-- Work instruction --
Return the listing below word for word.

○ ○ ○ ○ ○ ○ ○
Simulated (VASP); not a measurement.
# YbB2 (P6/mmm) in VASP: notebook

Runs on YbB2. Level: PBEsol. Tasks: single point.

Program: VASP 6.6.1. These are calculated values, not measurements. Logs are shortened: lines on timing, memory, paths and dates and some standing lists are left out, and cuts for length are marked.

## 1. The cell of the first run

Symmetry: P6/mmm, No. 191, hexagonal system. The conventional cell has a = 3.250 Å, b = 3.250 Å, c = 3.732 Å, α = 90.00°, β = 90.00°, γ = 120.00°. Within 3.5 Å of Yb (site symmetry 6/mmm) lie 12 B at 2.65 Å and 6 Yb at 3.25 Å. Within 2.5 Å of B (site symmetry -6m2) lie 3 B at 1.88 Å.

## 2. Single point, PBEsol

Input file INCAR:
○ ○ ○ ○ ○ ○ ○

-- Exercise response --
Simulated (VASP); not a measurement.
# YbB2 (P6/mmm) in VASP: notebook

Runs on YbB2. Level: PBEsol. Tasks: single point.

Program: VASP 6.6.1. These are calculated values, not measurements. Logs are shortened: lines on timing, memory, paths and dates and some standing lists are left out, and cuts for length are marked.

## 1. The cell of the first run

Symmetry: P6/mmm, No. 191, hexagonal system. The conventional cell has a = 3.250 Å, b = 3.250 Å, c = 3.732 Å, α = 90.00°, β = 90.00°, γ = 120.00°. Within 3.5 Å of Yb (site symmetry 6/mmm) lie 12 B at 2.65 Å and 6 Yb at 3.25 Å. Within 2.5 Å of B (site symmetry -6m2) lie 3 B at 1.88 Å.

## 2. Single point, PBEsol

Input file INCAR:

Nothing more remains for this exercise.